- Action item: Write out all of the entries below word for word.

- Provided records:
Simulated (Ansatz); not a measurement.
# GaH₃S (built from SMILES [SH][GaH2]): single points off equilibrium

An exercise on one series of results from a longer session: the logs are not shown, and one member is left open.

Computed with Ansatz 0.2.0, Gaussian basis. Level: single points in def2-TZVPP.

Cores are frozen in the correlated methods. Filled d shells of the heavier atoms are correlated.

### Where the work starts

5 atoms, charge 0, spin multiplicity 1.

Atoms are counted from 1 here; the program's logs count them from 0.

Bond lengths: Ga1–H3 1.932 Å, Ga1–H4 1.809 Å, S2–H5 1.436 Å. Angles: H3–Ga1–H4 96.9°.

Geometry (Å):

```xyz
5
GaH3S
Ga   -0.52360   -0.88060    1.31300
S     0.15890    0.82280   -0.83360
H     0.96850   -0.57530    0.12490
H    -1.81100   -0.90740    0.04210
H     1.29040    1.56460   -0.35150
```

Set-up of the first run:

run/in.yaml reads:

- Task output:
Simulated (Ansatz); not a measurement.
# GaH₃S (built from SMILES [SH][GaH2]): single points off equilibrium

An exercise on one series of results from a longer session: the logs are not shown, and one member is left open.

Computed with Ansatz 0.2.0, Gaussian basis. Level: single points in def2-TZVPP.

Cores are frozen in the correlated methods. Filled d shells of the heavier atoms are correlated.

### Where the work starts

5 atoms, charge 0, spin multiplicity 1.

Atoms are counted from 1 here; the program's logs count them from 0.

Bond lengths: Ga1–H3 1.932 Å, Ga1–H4 1.809 Å, S2–H5 1.436 Å. Angles: H3–Ga1–H4 96.9°.

Geometry (Å):

```xyz
5
GaH3S
Ga   -0.52360   -0.88060    1.31300
S     0.15890    0.82280   -0.83360
H     0.96850   -0.57530    0.12490
H    -1.81100   -0.90740    0.04210
H     1.29040    1.56460   -0.35150
```

Set-up of the first run:

run/in.yaml reads:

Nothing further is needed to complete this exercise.